Extracted material —
◆ ◆ ◆ ◆

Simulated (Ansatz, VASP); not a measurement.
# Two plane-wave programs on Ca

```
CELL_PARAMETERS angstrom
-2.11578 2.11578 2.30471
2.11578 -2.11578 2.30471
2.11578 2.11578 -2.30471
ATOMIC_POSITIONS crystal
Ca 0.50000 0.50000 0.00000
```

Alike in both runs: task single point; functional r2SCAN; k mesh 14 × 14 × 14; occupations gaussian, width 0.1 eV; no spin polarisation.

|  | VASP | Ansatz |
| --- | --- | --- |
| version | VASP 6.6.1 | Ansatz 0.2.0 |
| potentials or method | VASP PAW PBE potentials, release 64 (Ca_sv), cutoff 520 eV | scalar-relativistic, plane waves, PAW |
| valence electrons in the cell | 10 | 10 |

◆ ◆ ◆ ◆

Assignment —
The full listing should be restated word for word.

Worked solution —
Simulated (Ansatz, VASP); not a measurement.
# Two plane-wave programs on Ca

```
CELL_PARAMETERS angstrom
-2.11578 2.11578 2.30471
2.11578 -2.11578 2.30471
2.11578 2.11578 -2.30471
ATOMIC_POSITIONS crystal
Ca 0.50000 0.50000 0.00000
```

Alike in both runs: task single point; functional r2SCAN; k mesh 14 × 14 × 14; occupations gaussian, width 0.1 eV; no spin polarisation.

|  | VASP | Ansatz |
| --- | --- | --- |
| version | VASP 6.6.1 | Ansatz 0.2.0 |
| potentials or method | VASP PAW PBE potentials, release 64 (Ca_sv), cutoff 520 eV | scalar-relativistic, plane waves, PAW |
| valence electrons in the cell | 10 | 10 |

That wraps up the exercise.